──────

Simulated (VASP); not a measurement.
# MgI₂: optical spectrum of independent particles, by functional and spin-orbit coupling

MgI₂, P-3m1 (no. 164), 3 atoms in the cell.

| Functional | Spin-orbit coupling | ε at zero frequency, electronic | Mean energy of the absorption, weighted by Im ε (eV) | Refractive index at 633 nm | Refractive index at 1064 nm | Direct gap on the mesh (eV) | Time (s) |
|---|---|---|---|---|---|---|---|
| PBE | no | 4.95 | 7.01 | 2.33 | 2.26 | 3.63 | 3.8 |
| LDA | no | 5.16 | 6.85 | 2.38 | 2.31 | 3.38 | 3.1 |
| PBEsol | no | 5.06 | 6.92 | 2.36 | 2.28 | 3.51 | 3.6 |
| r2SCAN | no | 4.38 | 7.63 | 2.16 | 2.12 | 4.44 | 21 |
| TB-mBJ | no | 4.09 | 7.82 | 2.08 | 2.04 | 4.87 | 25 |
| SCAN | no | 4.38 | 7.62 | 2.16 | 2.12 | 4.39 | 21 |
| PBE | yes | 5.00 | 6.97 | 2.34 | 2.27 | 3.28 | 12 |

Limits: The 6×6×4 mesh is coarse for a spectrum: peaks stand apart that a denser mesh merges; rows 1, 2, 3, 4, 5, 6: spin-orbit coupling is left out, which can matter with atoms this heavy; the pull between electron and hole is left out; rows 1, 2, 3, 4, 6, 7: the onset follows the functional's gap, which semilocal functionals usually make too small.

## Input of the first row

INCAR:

──────

**BRIEF**: Only the lines from the start of the data to the line holding "3.63 | 3.8 |" are wanted; return them exactly, both ends included.

**RESPONSE AREA**:
Simulated (VASP); not a measurement.
# MgI₂: optical spectrum of independent particles, by functional and spin-orbit coupling

MgI₂, P-3m1 (no. 164), 3 atoms in the cell.

| Functional | Spin-orbit coupling | ε at zero frequency, electronic | Mean energy of the absorption, weighted by Im ε (eV) | Refractive index at 633 nm | Refractive index at 1064 nm | Direct gap on the mesh (eV) | Time (s) |
|---|---|---|---|---|---|---|---|
| PBE | no | 4.95 | 7.01 | 2.33 | 2.26 | 3.63 | 3.8 |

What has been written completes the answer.